• [MATERIAL SHOWN]
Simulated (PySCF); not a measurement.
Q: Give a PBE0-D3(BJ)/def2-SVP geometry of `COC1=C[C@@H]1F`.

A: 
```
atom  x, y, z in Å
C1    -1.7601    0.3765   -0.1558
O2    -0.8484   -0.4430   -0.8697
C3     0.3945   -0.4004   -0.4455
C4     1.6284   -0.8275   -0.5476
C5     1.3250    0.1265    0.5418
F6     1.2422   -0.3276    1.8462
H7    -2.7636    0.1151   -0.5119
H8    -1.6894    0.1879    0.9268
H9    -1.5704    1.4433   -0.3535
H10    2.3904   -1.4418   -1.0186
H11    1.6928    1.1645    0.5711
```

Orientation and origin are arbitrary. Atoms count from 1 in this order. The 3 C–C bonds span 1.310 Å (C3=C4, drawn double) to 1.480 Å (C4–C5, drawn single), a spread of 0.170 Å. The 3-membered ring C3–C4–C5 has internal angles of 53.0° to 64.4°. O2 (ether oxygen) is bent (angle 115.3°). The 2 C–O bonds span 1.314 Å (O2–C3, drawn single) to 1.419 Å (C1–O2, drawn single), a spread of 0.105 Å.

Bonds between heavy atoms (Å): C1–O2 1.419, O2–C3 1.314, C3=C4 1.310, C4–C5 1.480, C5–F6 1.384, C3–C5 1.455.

• [WORK ORDER] What you return should be the lines from the start of the data through the line with "Orientation and origin", quoted exactly and nothing more.

• [EXERCISE OUTPUT]
Simulated (PySCF); not a measurement.
Q: Give a PBE0-D3(BJ)/def2-SVP geometry of `COC1=C[C@@H]1F`.

A: 
```
atom  x, y, z in Å
C1    -1.7601    0.3765   -0.1558
O2    -0.8484   -0.4430   -0.8697
C3     0.3945   -0.4004   -0.4455
C4     1.6284   -0.8275   -0.5476
C5     1.3250    0.1265    0.5418
F6     1.2422   -0.3276    1.8462
H7    -2.7636    0.1151   -0.5119
H8    -1.6894    0.1879    0.9268
H9    -1.5704    1.4433   -0.3535
H10    2.3904   -1.4418   -1.0186
H11    1.6928    1.1645    0.5711
```

Orientation and origin are arbitrary. Atoms count from 1 in this order. The 3 C–C bonds span 1.310 Å (C3=C4, drawn double) to 1.480 Å (C4–C5, drawn single), a spread of 0.170 Å. The 3-membered ring C3–C4–C5 has internal angles of 53.0° to 64.4°. O2 (ether oxygen) is bent (angle 115.3°). The 2 C–O bonds span 1.314 Å (O2–C3, drawn single) to 1.419 Å (C1–O2, drawn single), a spread of 0.105 Å.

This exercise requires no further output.